Output, without alteration, the first line of the entries and each line after it, stopping with the line that contains "LDA's correlation is".

◇ ◇ ◇

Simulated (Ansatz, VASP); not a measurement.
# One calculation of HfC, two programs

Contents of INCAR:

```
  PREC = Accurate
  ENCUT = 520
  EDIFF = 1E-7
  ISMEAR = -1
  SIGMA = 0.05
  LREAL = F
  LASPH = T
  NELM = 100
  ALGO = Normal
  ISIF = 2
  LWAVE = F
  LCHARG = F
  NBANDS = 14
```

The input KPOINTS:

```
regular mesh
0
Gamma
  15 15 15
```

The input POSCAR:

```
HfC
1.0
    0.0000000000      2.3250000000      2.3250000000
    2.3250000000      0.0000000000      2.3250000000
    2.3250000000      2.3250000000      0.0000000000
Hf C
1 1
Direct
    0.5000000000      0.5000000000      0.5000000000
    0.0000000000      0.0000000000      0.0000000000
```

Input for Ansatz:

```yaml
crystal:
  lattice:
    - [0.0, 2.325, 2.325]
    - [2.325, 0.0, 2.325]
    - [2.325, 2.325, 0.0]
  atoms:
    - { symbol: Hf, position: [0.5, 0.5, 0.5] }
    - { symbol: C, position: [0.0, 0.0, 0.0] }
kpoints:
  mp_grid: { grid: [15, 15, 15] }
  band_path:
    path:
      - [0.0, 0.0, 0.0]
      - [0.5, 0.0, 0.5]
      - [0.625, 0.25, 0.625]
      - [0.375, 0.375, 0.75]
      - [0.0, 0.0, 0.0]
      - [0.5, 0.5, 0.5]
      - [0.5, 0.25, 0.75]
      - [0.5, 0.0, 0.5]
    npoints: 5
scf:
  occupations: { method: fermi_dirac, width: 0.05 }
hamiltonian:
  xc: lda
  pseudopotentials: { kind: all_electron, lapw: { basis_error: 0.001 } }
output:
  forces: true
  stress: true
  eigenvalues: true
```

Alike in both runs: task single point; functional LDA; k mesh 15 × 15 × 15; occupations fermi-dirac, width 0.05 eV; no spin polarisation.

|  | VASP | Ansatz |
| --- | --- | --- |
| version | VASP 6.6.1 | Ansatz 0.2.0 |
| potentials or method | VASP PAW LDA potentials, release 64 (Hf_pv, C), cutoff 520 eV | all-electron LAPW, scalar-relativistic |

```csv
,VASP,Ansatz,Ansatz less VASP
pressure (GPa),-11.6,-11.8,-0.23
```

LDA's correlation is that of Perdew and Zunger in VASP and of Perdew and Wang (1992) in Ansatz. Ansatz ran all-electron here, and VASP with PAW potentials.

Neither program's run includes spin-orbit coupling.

◇ ◇ ◇

# Solution
Simulated (Ansatz, VASP); not a measurement.
# One calculation of HfC, two programs

Contents of INCAR:

```
  PREC = Accurate
  ENCUT = 520
  EDIFF = 1E-7
  ISMEAR = -1
  SIGMA = 0.05
  LREAL = F
  LASPH = T
  NELM = 100
  ALGO = Normal
  ISIF = 2
  LWAVE = F
  LCHARG = F
  NBANDS = 14
```

The input KPOINTS:

```
regular mesh
0
Gamma
  15 15 15
```

The input POSCAR:

```
HfC
1.0
    0.0000000000      2.3250000000      2.3250000000
    2.3250000000      0.0000000000      2.3250000000
    2.3250000000      2.3250000000      0.0000000000
Hf C
1 1
Direct
    0.5000000000      0.5000000000      0.5000000000
    0.0000000000      0.0000000000      0.0000000000
```

Input for Ansatz:

```yaml
crystal:
  lattice:
    - [0.0, 2.325, 2.325]
    - [2.325, 0.0, 2.325]
    - [2.325, 2.325, 0.0]
  atoms:
    - { symbol: Hf, position: [0.5, 0.5, 0.5] }
    - { symbol: C, position: [0.0, 0.0, 0.0] }
kpoints:
  mp_grid: { grid: [15, 15, 15] }
  band_path:
    path:
      - [0.0, 0.0, 0.0]
      - [0.5, 0.0, 0.5]
      - [0.625, 0.25, 0.625]
      - [0.375, 0.375, 0.75]
      - [0.0, 0.0, 0.0]
      - [0.5, 0.5, 0.5]
      - [0.5, 0.25, 0.75]
      - [0.5, 0.0, 0.5]
    npoints: 5
scf:
  occupations: { method: fermi_dirac, width: 0.05 }
hamiltonian:
  xc: lda
  pseudopotentials: { kind: all_electron, lapw: { basis_error: 0.001 } }
output:
  forces: true
  stress: true
  eigenvalues: true
```

Alike in both runs: task single point; functional LDA; k mesh 15 × 15 × 15; occupations fermi-dirac, width 0.05 eV; no spin polarisation.

|  | VASP | Ansatz |
| --- | --- | --- |
| version | VASP 6.6.1 | Ansatz 0.2.0 |
| potentials or method | VASP PAW LDA potentials, release 64 (Hf_pv, C), cutoff 520 eV | all-electron LAPW, scalar-relativistic |

```csv
,VASP,Ansatz,Ansatz less VASP
pressure (GPa),-11.6,-11.8,-0.23
```

LDA's correlation is that of Perdew and Zunger in VASP and of Perdew and Wang (1992) in Ansatz. Ansatz ran all-electron here, and VASP with PAW potentials.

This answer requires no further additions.